→ **RAW DATA**:
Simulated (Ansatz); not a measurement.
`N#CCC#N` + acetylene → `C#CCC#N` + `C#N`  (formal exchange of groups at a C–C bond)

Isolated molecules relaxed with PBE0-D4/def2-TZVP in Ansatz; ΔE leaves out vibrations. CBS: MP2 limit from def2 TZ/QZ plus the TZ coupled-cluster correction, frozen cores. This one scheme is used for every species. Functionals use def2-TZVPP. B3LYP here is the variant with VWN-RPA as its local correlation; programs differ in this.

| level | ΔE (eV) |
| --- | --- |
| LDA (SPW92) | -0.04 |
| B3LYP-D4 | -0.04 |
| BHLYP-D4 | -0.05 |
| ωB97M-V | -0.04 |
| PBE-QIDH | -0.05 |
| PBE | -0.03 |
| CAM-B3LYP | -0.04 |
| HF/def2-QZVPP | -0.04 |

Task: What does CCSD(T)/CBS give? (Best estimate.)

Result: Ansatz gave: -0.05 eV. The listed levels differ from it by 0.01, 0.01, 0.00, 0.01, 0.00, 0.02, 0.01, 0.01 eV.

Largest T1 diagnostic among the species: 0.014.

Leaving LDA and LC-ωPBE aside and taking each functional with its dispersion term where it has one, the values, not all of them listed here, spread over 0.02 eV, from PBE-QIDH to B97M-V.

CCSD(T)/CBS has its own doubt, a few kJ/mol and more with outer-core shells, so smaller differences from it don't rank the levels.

→ **BRIEF**: Copy out the entries above exactly as given, starting at the top and ending with the line containing "Largest T1 diagnostic"; include both and nothing more.

→ **WRITTEN REPLY**:
Simulated (Ansatz); not a measurement.
`N#CCC#N` + acetylene → `C#CCC#N` + `C#N`  (formal exchange of groups at a C–C bond)

Isolated molecules relaxed with PBE0-D4/def2-TZVP in Ansatz; ΔE leaves out vibrations. CBS: MP2 limit from def2 TZ/QZ plus the TZ coupled-cluster correction, frozen cores. This one scheme is used for every species. Functionals use def2-TZVPP. B3LYP here is the variant with VWN-RPA as its local correlation; programs differ in this.

| level | ΔE (eV) |
| --- | --- |
| LDA (SPW92) | -0.04 |
| B3LYP-D4 | -0.04 |
| BHLYP-D4 | -0.05 |
| ωB97M-V | -0.04 |
| PBE-QIDH | -0.05 |
| PBE | -0.03 |
| CAM-B3LYP | -0.04 |
| HF/def2-QZVPP | -0.04 |

Task: What does CCSD(T)/CBS give? (Best estimate.)

Result: Ansatz gave: -0.05 eV. The listed levels differ from it by 0.01, 0.01, 0.00, 0.01, 0.00, 0.02, 0.01, 0.01 eV.

Largest T1 diagnostic among the species: 0.014.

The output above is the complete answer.